EXERCISE:
Could you copy, exactly as written, every line from the first line of the records through the one containing "OSZICAR of a"?

INFORMATION GIVEN:
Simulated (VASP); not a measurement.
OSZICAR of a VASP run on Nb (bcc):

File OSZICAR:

RESPONSE:
Simulated (VASP); not a measurement.
OSZICAR of a VASP run on Nb (bcc):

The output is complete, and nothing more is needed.